________

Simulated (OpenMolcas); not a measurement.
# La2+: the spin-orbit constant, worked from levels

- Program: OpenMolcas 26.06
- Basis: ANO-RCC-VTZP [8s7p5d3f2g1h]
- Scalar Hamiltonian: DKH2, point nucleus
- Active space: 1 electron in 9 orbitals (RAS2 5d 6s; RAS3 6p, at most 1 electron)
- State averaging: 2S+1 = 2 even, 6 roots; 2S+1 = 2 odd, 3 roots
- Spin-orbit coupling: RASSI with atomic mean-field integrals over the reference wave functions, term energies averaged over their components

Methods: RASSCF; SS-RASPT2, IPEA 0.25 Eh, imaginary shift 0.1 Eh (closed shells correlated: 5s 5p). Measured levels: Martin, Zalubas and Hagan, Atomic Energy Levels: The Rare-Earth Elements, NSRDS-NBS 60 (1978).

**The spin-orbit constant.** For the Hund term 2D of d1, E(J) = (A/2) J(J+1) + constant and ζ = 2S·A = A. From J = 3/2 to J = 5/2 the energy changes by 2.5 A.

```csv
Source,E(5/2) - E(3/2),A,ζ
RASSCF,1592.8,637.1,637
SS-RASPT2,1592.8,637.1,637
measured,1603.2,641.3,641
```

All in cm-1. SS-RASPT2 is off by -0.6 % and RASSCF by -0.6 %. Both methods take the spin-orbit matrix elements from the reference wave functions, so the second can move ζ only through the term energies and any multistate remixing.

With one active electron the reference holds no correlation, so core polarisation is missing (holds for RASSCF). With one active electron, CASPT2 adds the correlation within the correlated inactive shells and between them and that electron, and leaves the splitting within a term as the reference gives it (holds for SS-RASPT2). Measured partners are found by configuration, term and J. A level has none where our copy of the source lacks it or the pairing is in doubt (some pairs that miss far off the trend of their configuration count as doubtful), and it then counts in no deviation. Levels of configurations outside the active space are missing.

________

> [TASK ITEM]
Everything from the first line of the entries above through the line with "- State averaging: 2S+1" is to be reproduced exactly, and nothing else.

> [EXERCISE RESULT]
Simulated (OpenMolcas); not a measurement.
# La2+: the spin-orbit constant, worked from levels

- Program: OpenMolcas 26.06
- Basis: ANO-RCC-VTZP [8s7p5d3f2g1h]
- Scalar Hamiltonian: DKH2, point nucleus
- Active space: 1 electron in 9 orbitals (RAS2 5d 6s; RAS3 6p, at most 1 electron)
- State averaging: 2S+1 = 2 even, 6 roots; 2S+1 = 2 odd, 3 roots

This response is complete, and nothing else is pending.